ENTRIES SHOWN:
((

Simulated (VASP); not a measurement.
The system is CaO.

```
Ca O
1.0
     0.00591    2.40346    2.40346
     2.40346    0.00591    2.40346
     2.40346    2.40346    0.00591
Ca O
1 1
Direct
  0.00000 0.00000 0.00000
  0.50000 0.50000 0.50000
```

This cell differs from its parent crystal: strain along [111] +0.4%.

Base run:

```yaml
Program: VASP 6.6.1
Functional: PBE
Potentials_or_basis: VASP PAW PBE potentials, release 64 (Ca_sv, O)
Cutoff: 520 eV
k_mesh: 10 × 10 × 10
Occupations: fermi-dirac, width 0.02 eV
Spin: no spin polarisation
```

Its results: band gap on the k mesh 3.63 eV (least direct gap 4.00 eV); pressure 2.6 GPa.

))

REQUIRED ACTION: The full set of entries must be transcribed exactly.

WRITTEN REPLY:
Simulated (VASP); not a measurement.
The system is CaO.

```
Ca O
1.0
     0.00591    2.40346    2.40346
     2.40346    0.00591    2.40346
     2.40346    2.40346    0.00591
Ca O
1 1
Direct
  0.00000 0.00000 0.00000
  0.50000 0.50000 0.50000
```

This cell differs from its parent crystal: strain along [111] +0.4%.

Base run:

```yaml
Program: VASP 6.6.1
Functional: PBE
Potentials_or_basis: VASP PAW PBE potentials, release 64 (Ca_sv, O)
Cutoff: 520 eV
k_mesh: 10 × 10 × 10
Occupations: fermi-dirac, width 0.02 eV
Spin: no spin polarisation
```

Its results: band gap on the k mesh 3.63 eV (least direct gap 4.00 eV); pressure 2.6 GPa.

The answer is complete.